ACTIVITY ::
The records below need copying. Match each line exactly.

....

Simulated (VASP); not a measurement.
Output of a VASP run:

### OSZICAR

....

YOUR SOLUTION ::
Simulated (VASP); not a measurement.
Output of a VASP run:

### OSZICAR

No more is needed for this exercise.